**ASSIGNMENT:** The reply should return the data in full, exactly as written.

─── EXTRACTED DATA

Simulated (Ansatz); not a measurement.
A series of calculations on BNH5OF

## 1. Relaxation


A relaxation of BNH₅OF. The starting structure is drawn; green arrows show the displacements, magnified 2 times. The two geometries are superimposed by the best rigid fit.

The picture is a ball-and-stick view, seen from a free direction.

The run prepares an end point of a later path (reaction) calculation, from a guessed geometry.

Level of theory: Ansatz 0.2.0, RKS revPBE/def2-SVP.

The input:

──────

**EXPECTED ANSWER:**
Simulated (Ansatz); not a measurement.
A series of calculations on BNH5OF

## 1. Relaxation


A relaxation of BNH₅OF. The starting structure is drawn; green arrows show the displacements, magnified 2 times. The two geometries are superimposed by the best rigid fit.

The picture is a ball-and-stick view, seen from a free direction.

The run prepares an end point of a later path (reaction) calculation, from a guessed geometry.

Level of theory: Ansatz 0.2.0, RKS revPBE/def2-SVP.

The input:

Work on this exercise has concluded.